[Requirement]
Repeat the entries verbatim.

[Record extracts]
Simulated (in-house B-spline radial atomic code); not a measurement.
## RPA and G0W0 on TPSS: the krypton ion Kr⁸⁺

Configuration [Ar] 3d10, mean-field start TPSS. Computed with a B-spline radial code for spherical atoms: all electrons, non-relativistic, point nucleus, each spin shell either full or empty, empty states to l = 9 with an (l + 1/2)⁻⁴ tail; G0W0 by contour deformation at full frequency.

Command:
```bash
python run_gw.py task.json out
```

[Exercise answer]
Simulated (in-house B-spline radial atomic code); not a measurement.
## RPA and G0W0 on TPSS: the krypton ion Kr⁸⁺

Configuration [Ar] 3d10, mean-field start TPSS. Computed with a B-spline radial code for spherical atoms: all electrons, non-relativistic, point nucleus, each spin shell either full or empty, empty states to l = 9 with an (l + 1/2)⁻⁴ tail; G0W0 by contour deformation at full frequency.

Command:
```bash
python run_gw.py task.json out
```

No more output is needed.